(Information given Opens)

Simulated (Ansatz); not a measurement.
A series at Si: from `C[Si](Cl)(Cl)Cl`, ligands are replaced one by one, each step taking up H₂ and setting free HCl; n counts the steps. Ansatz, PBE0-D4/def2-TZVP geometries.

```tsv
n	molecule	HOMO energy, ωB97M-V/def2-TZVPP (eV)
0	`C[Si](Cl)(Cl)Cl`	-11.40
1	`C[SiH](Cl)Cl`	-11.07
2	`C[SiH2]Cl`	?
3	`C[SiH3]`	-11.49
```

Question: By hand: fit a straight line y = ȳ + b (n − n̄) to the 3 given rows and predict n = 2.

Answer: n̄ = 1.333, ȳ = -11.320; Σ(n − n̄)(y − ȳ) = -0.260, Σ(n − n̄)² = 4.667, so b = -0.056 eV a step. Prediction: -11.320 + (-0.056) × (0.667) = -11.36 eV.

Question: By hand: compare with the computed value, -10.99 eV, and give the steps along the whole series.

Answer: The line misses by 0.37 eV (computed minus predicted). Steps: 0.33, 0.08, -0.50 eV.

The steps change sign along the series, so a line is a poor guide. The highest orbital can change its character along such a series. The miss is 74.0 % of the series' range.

(Information given Closes)

- [Exercise]: All that is wanted is a faithful reproduction of the line above with "A series at", the line with "Question: By hand: fit", and every line in between.

- [Worked solution]:
A series at Si: from `C[Si](Cl)(Cl)Cl`, ligands are replaced one by one, each step taking up H₂ and setting free HCl; n counts the steps. Ansatz, PBE0-D4/def2-TZVP geometries.

```tsv
n	molecule	HOMO energy, ωB97M-V/def2-TZVPP (eV)
0	`C[Si](Cl)(Cl)Cl`	-11.40
1	`C[SiH](Cl)Cl`	-11.07
2	`C[SiH2]Cl`	?
3	`C[SiH3]`	-11.49
```

Question: By hand: fit a straight line y = ȳ + b (n − n̄) to the 3 given rows and predict n = 2.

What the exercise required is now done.